※
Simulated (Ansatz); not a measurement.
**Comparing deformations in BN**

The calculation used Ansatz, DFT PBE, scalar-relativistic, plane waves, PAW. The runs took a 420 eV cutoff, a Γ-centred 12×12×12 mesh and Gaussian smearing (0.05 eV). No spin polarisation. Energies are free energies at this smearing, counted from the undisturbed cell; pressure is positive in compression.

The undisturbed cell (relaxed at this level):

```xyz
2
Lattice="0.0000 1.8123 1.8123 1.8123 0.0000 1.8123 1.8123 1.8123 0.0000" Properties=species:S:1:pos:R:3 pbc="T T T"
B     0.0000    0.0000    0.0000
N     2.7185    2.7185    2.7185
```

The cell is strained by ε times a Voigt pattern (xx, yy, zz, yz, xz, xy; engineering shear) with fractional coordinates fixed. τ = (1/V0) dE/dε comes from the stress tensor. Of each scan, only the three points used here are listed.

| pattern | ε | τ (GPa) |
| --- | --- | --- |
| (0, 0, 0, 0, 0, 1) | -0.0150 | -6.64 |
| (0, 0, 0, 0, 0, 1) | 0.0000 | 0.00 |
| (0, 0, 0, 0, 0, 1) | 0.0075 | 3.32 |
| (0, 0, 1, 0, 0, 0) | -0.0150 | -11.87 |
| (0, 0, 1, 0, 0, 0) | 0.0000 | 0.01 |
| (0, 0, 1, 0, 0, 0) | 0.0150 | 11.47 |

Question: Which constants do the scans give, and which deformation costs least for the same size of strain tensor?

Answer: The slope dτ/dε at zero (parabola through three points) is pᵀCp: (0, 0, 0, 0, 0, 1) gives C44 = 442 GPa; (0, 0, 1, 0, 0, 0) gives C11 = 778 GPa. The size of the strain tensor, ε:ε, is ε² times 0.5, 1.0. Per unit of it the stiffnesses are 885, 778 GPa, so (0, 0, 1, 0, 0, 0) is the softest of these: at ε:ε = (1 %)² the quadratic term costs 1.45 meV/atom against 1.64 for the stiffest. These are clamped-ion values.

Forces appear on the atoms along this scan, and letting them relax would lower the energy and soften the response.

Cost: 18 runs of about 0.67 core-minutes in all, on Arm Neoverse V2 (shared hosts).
※

§ **Brief**: Beginning at the first line of the records, retype exactly every line up to and including the one with "0.0150 | 11.47 |".

§ **Reply**:
Simulated (Ansatz); not a measurement.
**Comparing deformations in BN**

The calculation used Ansatz, DFT PBE, scalar-relativistic, plane waves, PAW. The runs took a 420 eV cutoff, a Γ-centred 12×12×12 mesh and Gaussian smearing (0.05 eV). No spin polarisation. Energies are free energies at this smearing, counted from the undisturbed cell; pressure is positive in compression.

The undisturbed cell (relaxed at this level):

```xyz
2
Lattice="0.0000 1.8123 1.8123 1.8123 0.0000 1.8123 1.8123 1.8123 0.0000" Properties=species:S:1:pos:R:3 pbc="T T T"
B     0.0000    0.0000    0.0000
N     2.7185    2.7185    2.7185
```

The cell is strained by ε times a Voigt pattern (xx, yy, zz, yz, xz, xy; engineering shear) with fractional coordinates fixed. τ = (1/V0) dE/dε comes from the stress tensor. Of each scan, only the three points used here are listed.

| pattern | ε | τ (GPa) |
| --- | --- | --- |
| (0, 0, 0, 0, 0, 1) | -0.0150 | -6.64 |
| (0, 0, 0, 0, 0, 1) | 0.0000 | 0.00 |
| (0, 0, 0, 0, 0, 1) | 0.0075 | 3.32 |
| (0, 0, 1, 0, 0, 0) | -0.0150 | -11.87 |
| (0, 0, 1, 0, 0, 0) | 0.0000 | 0.01 |
| (0, 0, 1, 0, 0, 0) | 0.0150 | 11.47 |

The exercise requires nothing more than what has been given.